▶ **Exercise**
Print word for word the first line of the records below and every following line through the one containing "HOMO-1 | -7.37 | ? |"; print nothing else.

▶ **Material provided**
::::

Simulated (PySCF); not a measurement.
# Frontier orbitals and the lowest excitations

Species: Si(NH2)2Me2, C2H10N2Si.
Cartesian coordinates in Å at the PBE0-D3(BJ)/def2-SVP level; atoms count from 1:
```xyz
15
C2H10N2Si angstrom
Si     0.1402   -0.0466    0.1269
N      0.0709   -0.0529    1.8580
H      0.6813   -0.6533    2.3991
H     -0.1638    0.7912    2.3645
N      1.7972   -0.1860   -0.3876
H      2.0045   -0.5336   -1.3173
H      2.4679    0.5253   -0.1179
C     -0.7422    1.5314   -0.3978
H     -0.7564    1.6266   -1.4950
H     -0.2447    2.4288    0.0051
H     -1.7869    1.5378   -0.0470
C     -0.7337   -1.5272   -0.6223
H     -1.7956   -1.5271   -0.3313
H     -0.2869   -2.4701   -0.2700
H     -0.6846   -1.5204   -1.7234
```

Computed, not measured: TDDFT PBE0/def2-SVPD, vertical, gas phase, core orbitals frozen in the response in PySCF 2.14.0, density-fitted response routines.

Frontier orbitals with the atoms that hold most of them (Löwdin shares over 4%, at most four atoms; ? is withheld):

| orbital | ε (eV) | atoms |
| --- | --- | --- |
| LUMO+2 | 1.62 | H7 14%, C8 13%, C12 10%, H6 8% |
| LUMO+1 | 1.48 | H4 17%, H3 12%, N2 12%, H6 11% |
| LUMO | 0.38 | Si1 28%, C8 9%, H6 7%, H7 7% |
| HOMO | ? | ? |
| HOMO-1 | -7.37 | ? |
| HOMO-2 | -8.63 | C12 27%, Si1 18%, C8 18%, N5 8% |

::::

▶ **Task solution**
Simulated (PySCF); not a measurement.
# Frontier orbitals and the lowest excitations

Species: Si(NH2)2Me2, C2H10N2Si.
Cartesian coordinates in Å at the PBE0-D3(BJ)/def2-SVP level; atoms count from 1:
```xyz
15
C2H10N2Si angstrom
Si     0.1402   -0.0466    0.1269
N      0.0709   -0.0529    1.8580
H      0.6813   -0.6533    2.3991
H     -0.1638    0.7912    2.3645
N      1.7972   -0.1860   -0.3876
H      2.0045   -0.5336   -1.3173
H      2.4679    0.5253   -0.1179
C     -0.7422    1.5314   -0.3978
H     -0.7564    1.6266   -1.4950
H     -0.2447    2.4288    0.0051
H     -1.7869    1.5378   -0.0470
C     -0.7337   -1.5272   -0.6223
H     -1.7956   -1.5271   -0.3313
H     -0.2869   -2.4701   -0.2700
H     -0.6846   -1.5204   -1.7234
```

Computed, not measured: TDDFT PBE0/def2-SVPD, vertical, gas phase, core orbitals frozen in the response in PySCF 2.14.0, density-fitted response routines.

Frontier orbitals with the atoms that hold most of them (Löwdin shares over 4%, at most four atoms; ? is withheld):

| orbital | ε (eV) | atoms |
| --- | --- | --- |
| LUMO+2 | 1.62 | H7 14%, C8 13%, C12 10%, H6 8% |
| LUMO+1 | 1.48 | H4 17%, H3 12%, N2 12%, H6 11% |
| LUMO | 0.38 | Si1 28%, C8 9%, H6 7%, H7 7% |
| HOMO | ? | ? |
| HOMO-1 | -7.37 | ? |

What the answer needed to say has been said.